- **REQUIREMENT**
Restate each record word for word, from the first to the last.

- **DATA PROVIDED**
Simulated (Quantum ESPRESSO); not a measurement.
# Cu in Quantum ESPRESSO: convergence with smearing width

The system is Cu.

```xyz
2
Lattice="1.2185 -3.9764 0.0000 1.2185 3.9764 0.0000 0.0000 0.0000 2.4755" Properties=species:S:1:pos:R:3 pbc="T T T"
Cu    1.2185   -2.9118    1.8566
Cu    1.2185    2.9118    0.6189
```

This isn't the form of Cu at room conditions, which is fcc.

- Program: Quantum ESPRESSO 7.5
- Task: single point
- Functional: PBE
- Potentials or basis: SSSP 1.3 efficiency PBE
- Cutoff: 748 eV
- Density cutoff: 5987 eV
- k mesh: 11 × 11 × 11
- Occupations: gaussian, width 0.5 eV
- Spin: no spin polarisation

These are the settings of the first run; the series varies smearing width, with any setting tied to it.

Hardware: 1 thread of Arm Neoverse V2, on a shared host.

- **EXERCISE OUTPUT**
Simulated (Quantum ESPRESSO); not a measurement.
# Cu in Quantum ESPRESSO: convergence with smearing width

The system is Cu.

```xyz
2
Lattice="1.2185 -3.9764 0.0000 1.2185 3.9764 0.0000 0.0000 0.0000 2.4755" Properties=species:S:1:pos:R:3 pbc="T T T"
Cu    1.2185   -2.9118    1.8566
Cu    1.2185    2.9118    0.6189
```

This isn't the form of Cu at room conditions, which is fcc.

- Program: Quantum ESPRESSO 7.5
- Task: single point
- Functional: PBE
- Potentials or basis: SSSP 1.3 efficiency PBE
- Cutoff: 748 eV
- Density cutoff: 5987 eV
- k mesh: 11 × 11 × 11
- Occupations: gaussian, width 0.5 eV
- Spin: no spin polarisation

These are the settings of the first run; the series varies smearing width, with any setting tied to it.

Hardware: 1 thread of Arm Neoverse V2, on a shared host.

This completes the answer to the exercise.